### Brief
Your reply should consist solely of the lines from the start of the material below through the line containing "The calculation used", reproduced exactly.

++++++

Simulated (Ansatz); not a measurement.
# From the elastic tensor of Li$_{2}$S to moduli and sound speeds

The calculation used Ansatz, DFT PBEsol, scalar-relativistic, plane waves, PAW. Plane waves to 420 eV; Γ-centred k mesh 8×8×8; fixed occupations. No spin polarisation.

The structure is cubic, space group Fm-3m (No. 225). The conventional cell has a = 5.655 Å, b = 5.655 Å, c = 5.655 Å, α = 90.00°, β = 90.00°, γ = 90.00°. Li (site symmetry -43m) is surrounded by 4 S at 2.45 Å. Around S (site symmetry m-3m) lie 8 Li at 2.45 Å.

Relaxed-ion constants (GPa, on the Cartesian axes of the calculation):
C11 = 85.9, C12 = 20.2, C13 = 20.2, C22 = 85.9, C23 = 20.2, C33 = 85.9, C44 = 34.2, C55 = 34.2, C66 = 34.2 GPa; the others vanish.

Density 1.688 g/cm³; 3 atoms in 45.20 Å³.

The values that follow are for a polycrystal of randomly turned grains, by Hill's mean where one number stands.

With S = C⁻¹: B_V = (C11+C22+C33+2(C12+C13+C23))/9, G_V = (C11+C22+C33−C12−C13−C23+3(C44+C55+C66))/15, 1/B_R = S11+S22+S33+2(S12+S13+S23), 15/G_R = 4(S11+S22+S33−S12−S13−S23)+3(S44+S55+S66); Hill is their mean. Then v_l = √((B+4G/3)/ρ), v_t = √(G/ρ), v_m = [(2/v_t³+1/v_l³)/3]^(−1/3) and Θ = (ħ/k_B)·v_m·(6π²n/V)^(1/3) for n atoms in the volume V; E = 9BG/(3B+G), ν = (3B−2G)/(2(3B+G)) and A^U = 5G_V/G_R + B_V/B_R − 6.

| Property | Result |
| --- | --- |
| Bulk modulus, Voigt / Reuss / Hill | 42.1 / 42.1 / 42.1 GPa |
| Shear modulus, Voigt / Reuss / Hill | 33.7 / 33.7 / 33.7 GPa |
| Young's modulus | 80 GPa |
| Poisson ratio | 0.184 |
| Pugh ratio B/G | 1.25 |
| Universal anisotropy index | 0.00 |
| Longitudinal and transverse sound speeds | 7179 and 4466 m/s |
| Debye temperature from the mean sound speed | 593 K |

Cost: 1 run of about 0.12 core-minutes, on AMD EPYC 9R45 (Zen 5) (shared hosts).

++++++

### Expected answer
Simulated (Ansatz); not a measurement.
# From the elastic tensor of Li$_{2}$S to moduli and sound speeds

The calculation used Ansatz, DFT PBEsol, scalar-relativistic, plane waves, PAW. Plane waves to 420 eV; Γ-centred k mesh 8×8×8; fixed occupations. No spin polarisation.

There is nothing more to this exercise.